Segment Open

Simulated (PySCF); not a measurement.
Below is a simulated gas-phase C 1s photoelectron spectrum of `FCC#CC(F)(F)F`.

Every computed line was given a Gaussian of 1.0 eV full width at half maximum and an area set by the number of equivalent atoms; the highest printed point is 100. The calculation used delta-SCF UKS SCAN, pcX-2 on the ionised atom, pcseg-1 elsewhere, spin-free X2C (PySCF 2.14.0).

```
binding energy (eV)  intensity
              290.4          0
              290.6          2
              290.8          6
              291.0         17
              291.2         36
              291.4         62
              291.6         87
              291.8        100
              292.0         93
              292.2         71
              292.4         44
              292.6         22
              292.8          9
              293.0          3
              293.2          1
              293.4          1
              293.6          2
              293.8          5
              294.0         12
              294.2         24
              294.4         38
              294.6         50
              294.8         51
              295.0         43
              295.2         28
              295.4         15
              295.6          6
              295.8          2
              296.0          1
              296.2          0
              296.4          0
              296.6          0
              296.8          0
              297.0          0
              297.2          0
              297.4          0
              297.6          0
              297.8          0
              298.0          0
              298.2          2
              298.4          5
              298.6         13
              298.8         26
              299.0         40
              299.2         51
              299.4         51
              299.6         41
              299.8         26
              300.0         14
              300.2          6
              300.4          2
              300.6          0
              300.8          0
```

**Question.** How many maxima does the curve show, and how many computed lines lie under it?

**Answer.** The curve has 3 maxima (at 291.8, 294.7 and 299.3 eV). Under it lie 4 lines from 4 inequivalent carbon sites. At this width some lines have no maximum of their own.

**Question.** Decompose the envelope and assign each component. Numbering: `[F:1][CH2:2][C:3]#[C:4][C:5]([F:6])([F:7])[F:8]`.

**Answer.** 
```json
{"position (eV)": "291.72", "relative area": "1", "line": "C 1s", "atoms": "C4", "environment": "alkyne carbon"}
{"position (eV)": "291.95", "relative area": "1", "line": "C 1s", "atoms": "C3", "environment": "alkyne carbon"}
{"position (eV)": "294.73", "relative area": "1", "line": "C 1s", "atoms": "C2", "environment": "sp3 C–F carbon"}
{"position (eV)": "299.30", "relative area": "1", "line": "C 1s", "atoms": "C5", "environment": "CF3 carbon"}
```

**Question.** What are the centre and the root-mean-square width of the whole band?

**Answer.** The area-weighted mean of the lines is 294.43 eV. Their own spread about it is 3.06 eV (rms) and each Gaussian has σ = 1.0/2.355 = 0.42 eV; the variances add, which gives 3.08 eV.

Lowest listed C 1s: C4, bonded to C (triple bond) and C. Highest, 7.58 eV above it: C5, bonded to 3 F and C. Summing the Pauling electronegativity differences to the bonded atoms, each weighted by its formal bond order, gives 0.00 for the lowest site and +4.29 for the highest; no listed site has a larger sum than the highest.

Segment Closed

Once you find the line with "of their own." in the entries above, output it and each line after it up to and including the line with "the whole band?", and nothing else.

EXPECTED ANSWER.
**Answer.** The curve has 3 maxima (at 291.8, 294.7 and 299.3 eV). Under it lie 4 lines from 4 inequivalent carbon sites. At this width some lines have no maximum of their own.

**Question.** Decompose the envelope and assign each component. Numbering: `[F:1][CH2:2][C:3]#[C:4][C:5]([F:6])([F:7])[F:8]`.

**Answer.** 
```json
{"position (eV)": "291.72", "relative area": "1", "line": "C 1s", "atoms": "C4", "environment": "alkyne carbon"}
{"position (eV)": "291.95", "relative area": "1", "line": "C 1s", "atoms": "C3", "environment": "alkyne carbon"}
{"position (eV)": "294.73", "relative area": "1", "line": "C 1s", "atoms": "C2", "environment": "sp3 C–F carbon"}
{"position (eV)": "299.30", "relative area": "1", "line": "C 1s", "atoms": "C5", "environment": "CF3 carbon"}
```

**Question.** What are the centre and the root-mean-square width of the whole band?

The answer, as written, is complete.